◇ ◇ ◇ ◇ ◇

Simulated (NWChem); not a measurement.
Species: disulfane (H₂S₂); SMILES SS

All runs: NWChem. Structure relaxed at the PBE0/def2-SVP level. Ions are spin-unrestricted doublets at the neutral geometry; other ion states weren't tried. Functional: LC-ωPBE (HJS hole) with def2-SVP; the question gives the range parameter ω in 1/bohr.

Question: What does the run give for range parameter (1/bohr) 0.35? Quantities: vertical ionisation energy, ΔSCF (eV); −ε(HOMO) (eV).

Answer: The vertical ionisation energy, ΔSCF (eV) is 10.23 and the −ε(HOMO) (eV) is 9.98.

◇ ◇ ◇ ◇ ◇

Having read the material, transcribe all of it exactly.

Simulated (NWChem); not a measurement.
Species: disulfane (H₂S₂); SMILES SS

All runs: NWChem. Structure relaxed at the PBE0/def2-SVP level. Ions are spin-unrestricted doublets at the neutral geometry; other ion states weren't tried. Functional: LC-ωPBE (HJS hole) with def2-SVP; the question gives the range parameter ω in 1/bohr.

Question: What does the run give for range parameter (1/bohr) 0.35? Quantities: vertical ionisation energy, ΔSCF (eV); −ε(HOMO) (eV).

Answer: The vertical ionisation energy, ΔSCF (eV) is 10.23 and the −ε(HOMO) (eV) is 9.98.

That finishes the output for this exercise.